* WORK ITEM
All records below are to be set down exactly, each character intact.

* MATERIAL SHOWN
== Segment start ==

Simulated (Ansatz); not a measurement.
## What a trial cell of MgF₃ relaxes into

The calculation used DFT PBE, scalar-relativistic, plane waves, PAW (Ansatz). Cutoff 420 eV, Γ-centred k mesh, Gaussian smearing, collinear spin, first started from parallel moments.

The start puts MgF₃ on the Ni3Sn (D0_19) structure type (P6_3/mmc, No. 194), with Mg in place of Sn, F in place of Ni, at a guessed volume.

== Segment end ==

* WRITTEN REPLY
Simulated (Ansatz); not a measurement.
## What a trial cell of MgF₃ relaxes into

The calculation used DFT PBE, scalar-relativistic, plane waves, PAW (Ansatz). Cutoff 420 eV, Γ-centred k mesh, Gaussian smearing, collinear spin, first started from parallel moments.

The start puts MgF₃ on the Ni3Sn (D0_19) structure type (P6_3/mmc, No. 194), with Mg in place of Sn, F in place of Ni, at a guessed volume.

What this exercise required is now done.